═══ Dataset records

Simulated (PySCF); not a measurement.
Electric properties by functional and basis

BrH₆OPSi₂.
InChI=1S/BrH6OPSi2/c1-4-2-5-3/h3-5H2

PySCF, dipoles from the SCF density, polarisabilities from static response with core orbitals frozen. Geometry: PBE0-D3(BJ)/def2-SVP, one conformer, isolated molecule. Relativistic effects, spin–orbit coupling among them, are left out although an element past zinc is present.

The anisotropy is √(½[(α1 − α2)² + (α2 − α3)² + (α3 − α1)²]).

══════

#### [Brief]
This task calls for every entry above to be transcribed exactly.

#### [Task output]
Simulated (PySCF); not a measurement.
Electric properties by functional and basis

BrH₆OPSi₂.
InChI=1S/BrH6OPSi2/c1-4-2-5-3/h3-5H2

PySCF, dipoles from the SCF density, polarisabilities from static response with core orbitals frozen. Geometry: PBE0-D3(BJ)/def2-SVP, one conformer, isolated molecule. Relativistic effects, spin–orbit coupling among them, are left out although an element past zinc is present.

The anisotropy is √(½[(α1 − α2)² + (α2 − α3)² + (α3 − α1)²]).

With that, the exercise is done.